## Dataset:
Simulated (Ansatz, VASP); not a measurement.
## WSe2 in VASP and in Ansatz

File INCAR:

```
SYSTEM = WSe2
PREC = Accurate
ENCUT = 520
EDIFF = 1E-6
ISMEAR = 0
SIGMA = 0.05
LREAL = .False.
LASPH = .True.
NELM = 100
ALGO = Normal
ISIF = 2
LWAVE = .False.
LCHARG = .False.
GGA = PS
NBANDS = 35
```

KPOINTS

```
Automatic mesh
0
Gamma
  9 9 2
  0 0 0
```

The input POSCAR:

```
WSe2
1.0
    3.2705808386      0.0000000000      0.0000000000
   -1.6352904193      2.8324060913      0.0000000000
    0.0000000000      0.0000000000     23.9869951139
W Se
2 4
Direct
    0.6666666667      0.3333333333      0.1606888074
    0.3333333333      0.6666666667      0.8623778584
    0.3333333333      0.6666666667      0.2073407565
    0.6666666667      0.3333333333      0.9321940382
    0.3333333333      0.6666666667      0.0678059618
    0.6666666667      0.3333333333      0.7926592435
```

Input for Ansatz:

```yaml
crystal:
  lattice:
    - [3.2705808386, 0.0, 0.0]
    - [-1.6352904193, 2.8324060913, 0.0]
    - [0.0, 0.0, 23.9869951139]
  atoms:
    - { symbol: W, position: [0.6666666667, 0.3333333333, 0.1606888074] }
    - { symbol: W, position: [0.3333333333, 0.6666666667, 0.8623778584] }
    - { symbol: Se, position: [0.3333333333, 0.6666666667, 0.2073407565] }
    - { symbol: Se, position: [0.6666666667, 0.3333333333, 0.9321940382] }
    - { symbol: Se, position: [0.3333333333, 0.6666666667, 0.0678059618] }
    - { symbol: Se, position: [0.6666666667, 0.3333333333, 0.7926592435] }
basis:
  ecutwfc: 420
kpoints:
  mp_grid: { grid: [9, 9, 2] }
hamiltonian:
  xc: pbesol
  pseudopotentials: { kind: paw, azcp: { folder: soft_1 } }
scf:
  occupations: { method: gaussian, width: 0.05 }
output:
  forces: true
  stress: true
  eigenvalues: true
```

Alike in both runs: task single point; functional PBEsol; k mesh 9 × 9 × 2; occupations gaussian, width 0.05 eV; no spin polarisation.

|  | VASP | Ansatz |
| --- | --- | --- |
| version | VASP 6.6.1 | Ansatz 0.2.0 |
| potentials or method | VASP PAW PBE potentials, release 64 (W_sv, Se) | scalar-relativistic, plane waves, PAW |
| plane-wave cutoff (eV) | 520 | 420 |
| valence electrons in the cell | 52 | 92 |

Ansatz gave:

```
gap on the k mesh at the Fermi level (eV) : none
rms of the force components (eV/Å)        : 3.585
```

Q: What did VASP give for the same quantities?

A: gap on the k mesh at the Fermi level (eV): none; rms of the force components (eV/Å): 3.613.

## Work order:
A verbatim transcription is required: the first line of the listing, the line containing "520 | 420 |", and every line between them.

## Your response:
Simulated (Ansatz, VASP); not a measurement.
## WSe2 in VASP and in Ansatz

File INCAR:

```
SYSTEM = WSe2
PREC = Accurate
ENCUT = 520
EDIFF = 1E-6
ISMEAR = 0
SIGMA = 0.05
LREAL = .False.
LASPH = .True.
NELM = 100
ALGO = Normal
ISIF = 2
LWAVE = .False.
LCHARG = .False.
GGA = PS
NBANDS = 35
```

KPOINTS

```
Automatic mesh
0
Gamma
  9 9 2
  0 0 0
```

The input POSCAR:

```
WSe2
1.0
    3.2705808386      0.0000000000      0.0000000000
   -1.6352904193      2.8324060913      0.0000000000
    0.0000000000      0.0000000000     23.9869951139
W Se
2 4
Direct
    0.6666666667      0.3333333333      0.1606888074
    0.3333333333      0.6666666667      0.8623778584
    0.3333333333      0.6666666667      0.2073407565
    0.6666666667      0.3333333333      0.9321940382
    0.3333333333      0.6666666667      0.0678059618
    0.6666666667      0.3333333333      0.7926592435
```

Input for Ansatz:

```yaml
crystal:
  lattice:
    - [3.2705808386, 0.0, 0.0]
    - [-1.6352904193, 2.8324060913, 0.0]
    - [0.0, 0.0, 23.9869951139]
  atoms:
    - { symbol: W, position: [0.6666666667, 0.3333333333, 0.1606888074] }
    - { symbol: W, position: [0.3333333333, 0.6666666667, 0.8623778584] }
    - { symbol: Se, position: [0.3333333333, 0.6666666667, 0.2073407565] }
    - { symbol: Se, position: [0.6666666667, 0.3333333333, 0.9321940382] }
    - { symbol: Se, position: [0.3333333333, 0.6666666667, 0.0678059618] }
    - { symbol: Se, position: [0.6666666667, 0.3333333333, 0.7926592435] }
basis:
  ecutwfc: 420
kpoints:
  mp_grid: { grid: [9, 9, 2] }
hamiltonian:
  xc: pbesol
  pseudopotentials: { kind: paw, azcp: { folder: soft_1 } }
scf:
  occupations: { method: gaussian, width: 0.05 }
output:
  forces: true
  stress: true
  eigenvalues: true
```

Alike in both runs: task single point; functional PBEsol; k mesh 9 × 9 × 2; occupations gaussian, width 0.05 eV; no spin polarisation.

|  | VASP | Ansatz |
| --- | --- | --- |
| version | VASP 6.6.1 | Ansatz 0.2.0 |
| potentials or method | VASP PAW PBE potentials, release 64 (W_sv, Se) | scalar-relativistic, plane waves, PAW |
| plane-wave cutoff (eV) | 520 | 420 |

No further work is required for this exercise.